Give again only those lines from the start of the entries through the line holding "The run converges", leaving them as they are.

* **EXCERPTED RECORDS**:
__________

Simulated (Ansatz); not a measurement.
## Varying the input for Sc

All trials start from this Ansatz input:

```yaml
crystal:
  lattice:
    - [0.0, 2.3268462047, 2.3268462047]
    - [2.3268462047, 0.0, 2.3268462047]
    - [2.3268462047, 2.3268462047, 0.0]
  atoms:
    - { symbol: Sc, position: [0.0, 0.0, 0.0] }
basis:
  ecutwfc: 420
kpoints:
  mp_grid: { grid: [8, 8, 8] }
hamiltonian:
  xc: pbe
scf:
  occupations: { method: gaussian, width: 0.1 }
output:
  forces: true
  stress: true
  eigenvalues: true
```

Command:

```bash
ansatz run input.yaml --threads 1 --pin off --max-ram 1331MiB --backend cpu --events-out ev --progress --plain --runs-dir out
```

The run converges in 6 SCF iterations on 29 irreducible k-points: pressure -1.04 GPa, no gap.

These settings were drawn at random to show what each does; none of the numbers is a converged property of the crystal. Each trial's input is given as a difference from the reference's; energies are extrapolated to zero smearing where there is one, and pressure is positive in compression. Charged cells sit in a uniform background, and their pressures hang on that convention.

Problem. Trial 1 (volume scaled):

__________

* **EXERCISE RESULT**:
Simulated (Ansatz); not a measurement.
## Varying the input for Sc

All trials start from this Ansatz input:

```yaml
crystal:
  lattice:
    - [0.0, 2.3268462047, 2.3268462047]
    - [2.3268462047, 0.0, 2.3268462047]
    - [2.3268462047, 2.3268462047, 0.0]
  atoms:
    - { symbol: Sc, position: [0.0, 0.0, 0.0] }
basis:
  ecutwfc: 420
kpoints:
  mp_grid: { grid: [8, 8, 8] }
hamiltonian:
  xc: pbe
scf:
  occupations: { method: gaussian, width: 0.1 }
output:
  forces: true
  stress: true
  eigenvalues: true
```

Command:

```bash
ansatz run input.yaml --threads 1 --pin off --max-ram 1331MiB --backend cpu --events-out ev --progress --plain --runs-dir out
```

The run converges in 6 SCF iterations on 29 irreducible k-points: pressure -1.04 GPa, no gap.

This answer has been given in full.